Assignment
Each line from the opening of the listing below through the line that contains "Potentials or basis: VASP" is to be output exactly as written.

Dataset content
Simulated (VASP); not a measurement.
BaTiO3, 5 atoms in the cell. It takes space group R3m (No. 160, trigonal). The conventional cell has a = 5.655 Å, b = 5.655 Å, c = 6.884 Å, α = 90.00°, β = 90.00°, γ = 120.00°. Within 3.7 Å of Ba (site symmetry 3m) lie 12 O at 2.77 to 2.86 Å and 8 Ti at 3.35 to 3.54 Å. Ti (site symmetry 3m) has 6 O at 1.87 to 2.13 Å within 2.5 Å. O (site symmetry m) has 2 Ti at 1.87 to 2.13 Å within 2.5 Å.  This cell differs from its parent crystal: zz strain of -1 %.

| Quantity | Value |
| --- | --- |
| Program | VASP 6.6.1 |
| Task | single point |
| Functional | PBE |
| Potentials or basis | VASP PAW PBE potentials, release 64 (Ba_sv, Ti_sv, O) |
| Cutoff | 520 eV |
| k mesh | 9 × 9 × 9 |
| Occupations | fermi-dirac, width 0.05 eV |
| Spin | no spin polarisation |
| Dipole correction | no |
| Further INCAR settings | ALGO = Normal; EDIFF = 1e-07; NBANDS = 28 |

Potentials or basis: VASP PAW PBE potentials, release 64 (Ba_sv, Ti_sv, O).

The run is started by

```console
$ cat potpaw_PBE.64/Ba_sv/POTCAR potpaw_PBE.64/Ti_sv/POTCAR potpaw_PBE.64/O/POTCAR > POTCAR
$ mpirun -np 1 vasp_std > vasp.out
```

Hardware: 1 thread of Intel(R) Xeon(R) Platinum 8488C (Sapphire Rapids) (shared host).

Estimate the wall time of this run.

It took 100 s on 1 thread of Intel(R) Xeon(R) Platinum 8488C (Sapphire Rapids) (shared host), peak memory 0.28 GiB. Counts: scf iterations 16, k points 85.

Written answer
Simulated (VASP); not a measurement.
BaTiO3, 5 atoms in the cell. It takes space group R3m (No. 160, trigonal). The conventional cell has a = 5.655 Å, b = 5.655 Å, c = 6.884 Å, α = 90.00°, β = 90.00°, γ = 120.00°. Within 3.7 Å of Ba (site symmetry 3m) lie 12 O at 2.77 to 2.86 Å and 8 Ti at 3.35 to 3.54 Å. Ti (site symmetry 3m) has 6 O at 1.87 to 2.13 Å within 2.5 Å. O (site symmetry m) has 2 Ti at 1.87 to 2.13 Å within 2.5 Å.  This cell differs from its parent crystal: zz strain of -1 %.

| Quantity | Value |
| --- | --- |
| Program | VASP 6.6.1 |
| Task | single point |
| Functional | PBE |
| Potentials or basis | VASP PAW PBE potentials, release 64 (Ba_sv, Ti_sv, O) |
| Cutoff | 520 eV |
| k mesh | 9 × 9 × 9 |
| Occupations | fermi-dirac, width 0.05 eV |
| Spin | no spin polarisation |
| Dipole correction | no |
| Further INCAR settings | ALGO = Normal; EDIFF = 1e-07; NBANDS = 28 |

Potentials or basis: VASP PAW PBE potentials, release 64 (Ba_sv, Ti_sv, O).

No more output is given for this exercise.